▸ **SUPPLIED MATERIAL**:
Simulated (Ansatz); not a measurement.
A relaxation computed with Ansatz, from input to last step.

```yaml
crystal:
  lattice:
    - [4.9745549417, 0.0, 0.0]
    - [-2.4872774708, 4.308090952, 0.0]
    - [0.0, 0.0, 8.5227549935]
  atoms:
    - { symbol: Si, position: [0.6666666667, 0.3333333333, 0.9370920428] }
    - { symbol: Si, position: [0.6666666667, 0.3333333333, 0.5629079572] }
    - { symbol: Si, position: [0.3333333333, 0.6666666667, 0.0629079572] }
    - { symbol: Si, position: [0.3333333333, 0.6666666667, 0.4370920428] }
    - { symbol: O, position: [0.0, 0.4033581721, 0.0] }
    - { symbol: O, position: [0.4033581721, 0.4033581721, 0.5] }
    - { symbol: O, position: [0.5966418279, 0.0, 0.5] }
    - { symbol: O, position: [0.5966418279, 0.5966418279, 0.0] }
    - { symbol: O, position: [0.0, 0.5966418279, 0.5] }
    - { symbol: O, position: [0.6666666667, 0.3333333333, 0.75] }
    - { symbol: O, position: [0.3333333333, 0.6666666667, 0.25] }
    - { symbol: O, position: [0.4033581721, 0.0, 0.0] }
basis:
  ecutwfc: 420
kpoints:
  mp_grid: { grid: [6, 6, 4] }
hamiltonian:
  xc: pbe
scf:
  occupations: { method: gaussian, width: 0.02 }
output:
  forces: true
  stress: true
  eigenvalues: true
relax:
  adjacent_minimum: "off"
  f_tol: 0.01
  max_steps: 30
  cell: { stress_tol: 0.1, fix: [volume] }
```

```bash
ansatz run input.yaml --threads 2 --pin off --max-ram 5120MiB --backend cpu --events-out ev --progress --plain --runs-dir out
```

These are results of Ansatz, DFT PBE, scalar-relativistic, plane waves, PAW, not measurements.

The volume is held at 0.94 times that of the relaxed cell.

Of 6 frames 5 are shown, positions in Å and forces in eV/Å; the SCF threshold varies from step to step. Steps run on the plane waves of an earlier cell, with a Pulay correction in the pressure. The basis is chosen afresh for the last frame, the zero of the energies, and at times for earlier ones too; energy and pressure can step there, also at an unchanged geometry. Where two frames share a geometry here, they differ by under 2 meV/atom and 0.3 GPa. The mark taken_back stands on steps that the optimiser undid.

▸ **WORK ITEM**: Retype, exactly as written, everything from the first line of the data above through the line containing "The volume is". Nothing else should appear.

▸ **PROBLEM SOLUTION**:
Simulated (Ansatz); not a measurement.
A relaxation computed with Ansatz, from input to last step.

```yaml
crystal:
  lattice:
    - [4.9745549417, 0.0, 0.0]
    - [-2.4872774708, 4.308090952, 0.0]
    - [0.0, 0.0, 8.5227549935]
  atoms:
    - { symbol: Si, position: [0.6666666667, 0.3333333333, 0.9370920428] }
    - { symbol: Si, position: [0.6666666667, 0.3333333333, 0.5629079572] }
    - { symbol: Si, position: [0.3333333333, 0.6666666667, 0.0629079572] }
    - { symbol: Si, position: [0.3333333333, 0.6666666667, 0.4370920428] }
    - { symbol: O, position: [0.0, 0.4033581721, 0.0] }
    - { symbol: O, position: [0.4033581721, 0.4033581721, 0.5] }
    - { symbol: O, position: [0.5966418279, 0.0, 0.5] }
    - { symbol: O, position: [0.5966418279, 0.5966418279, 0.0] }
    - { symbol: O, position: [0.0, 0.5966418279, 0.5] }
    - { symbol: O, position: [0.6666666667, 0.3333333333, 0.75] }
    - { symbol: O, position: [0.3333333333, 0.6666666667, 0.25] }
    - { symbol: O, position: [0.4033581721, 0.0, 0.0] }
basis:
  ecutwfc: 420
kpoints:
  mp_grid: { grid: [6, 6, 4] }
hamiltonian:
  xc: pbe
scf:
  occupations: { method: gaussian, width: 0.02 }
output:
  forces: true
  stress: true
  eigenvalues: true
relax:
  adjacent_minimum: "off"
  f_tol: 0.01
  max_steps: 30
  cell: { stress_tol: 0.1, fix: [volume] }
```

```bash
ansatz run input.yaml --threads 2 --pin off --max-ram 5120MiB --backend cpu --events-out ev --progress --plain --runs-dir out
```

These are results of Ansatz, DFT PBE, scalar-relativistic, plane waves, PAW, not measurements.

The volume is held at 0.94 times that of the relaxed cell.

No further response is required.